Task item » From the first line of the data below through the line holding "of this run.", write out each line exactly as it stands.

>>>>

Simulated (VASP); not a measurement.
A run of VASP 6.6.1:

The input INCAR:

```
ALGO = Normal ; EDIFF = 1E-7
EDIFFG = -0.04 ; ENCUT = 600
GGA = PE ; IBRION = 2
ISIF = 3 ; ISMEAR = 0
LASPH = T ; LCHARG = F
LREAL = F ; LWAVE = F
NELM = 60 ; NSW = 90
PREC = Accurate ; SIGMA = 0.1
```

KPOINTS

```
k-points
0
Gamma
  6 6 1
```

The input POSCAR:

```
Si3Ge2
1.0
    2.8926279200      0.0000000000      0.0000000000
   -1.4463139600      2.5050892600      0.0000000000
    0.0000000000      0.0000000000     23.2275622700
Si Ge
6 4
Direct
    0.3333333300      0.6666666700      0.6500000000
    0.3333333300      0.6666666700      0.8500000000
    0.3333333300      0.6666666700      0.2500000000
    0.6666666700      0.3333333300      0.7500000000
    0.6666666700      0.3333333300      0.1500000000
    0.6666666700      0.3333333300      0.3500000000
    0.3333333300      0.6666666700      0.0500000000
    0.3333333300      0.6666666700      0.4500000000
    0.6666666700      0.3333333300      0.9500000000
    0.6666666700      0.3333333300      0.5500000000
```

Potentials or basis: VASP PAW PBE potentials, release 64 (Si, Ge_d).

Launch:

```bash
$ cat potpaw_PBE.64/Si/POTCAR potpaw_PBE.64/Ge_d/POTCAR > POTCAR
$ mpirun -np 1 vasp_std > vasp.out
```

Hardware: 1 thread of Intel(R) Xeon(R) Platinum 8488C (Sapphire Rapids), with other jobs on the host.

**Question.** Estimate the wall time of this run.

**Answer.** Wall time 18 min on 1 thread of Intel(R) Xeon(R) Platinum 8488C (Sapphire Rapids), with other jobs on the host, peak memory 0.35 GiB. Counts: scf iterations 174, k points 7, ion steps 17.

<<<<

Written solution »
Simulated (VASP); not a measurement.
A run of VASP 6.6.1:

The input INCAR:

```
ALGO = Normal ; EDIFF = 1E-7
EDIFFG = -0.04 ; ENCUT = 600
GGA = PE ; IBRION = 2
ISIF = 3 ; ISMEAR = 0
LASPH = T ; LCHARG = F
LREAL = F ; LWAVE = F
NELM = 60 ; NSW = 90
PREC = Accurate ; SIGMA = 0.1
```

KPOINTS

```
k-points
0
Gamma
  6 6 1
```

The input POSCAR:

```
Si3Ge2
1.0
    2.8926279200      0.0000000000      0.0000000000
   -1.4463139600      2.5050892600      0.0000000000
    0.0000000000      0.0000000000     23.2275622700
Si Ge
6 4
Direct
    0.3333333300      0.6666666700      0.6500000000
    0.3333333300      0.6666666700      0.8500000000
    0.3333333300      0.6666666700      0.2500000000
    0.6666666700      0.3333333300      0.7500000000
    0.6666666700      0.3333333300      0.1500000000
    0.6666666700      0.3333333300      0.3500000000
    0.3333333300      0.6666666700      0.0500000000
    0.3333333300      0.6666666700      0.4500000000
    0.6666666700      0.3333333300      0.9500000000
    0.6666666700      0.3333333300      0.5500000000
```

Potentials or basis: VASP PAW PBE potentials, release 64 (Si, Ge_d).

Launch:

```bash
$ cat potpaw_PBE.64/Si/POTCAR potpaw_PBE.64/Ge_d/POTCAR > POTCAR
$ mpirun -np 1 vasp_std > vasp.out
```

Hardware: 1 thread of Intel(R) Xeon(R) Platinum 8488C (Sapphire Rapids), with other jobs on the host.

**Question.** Estimate the wall time of this run.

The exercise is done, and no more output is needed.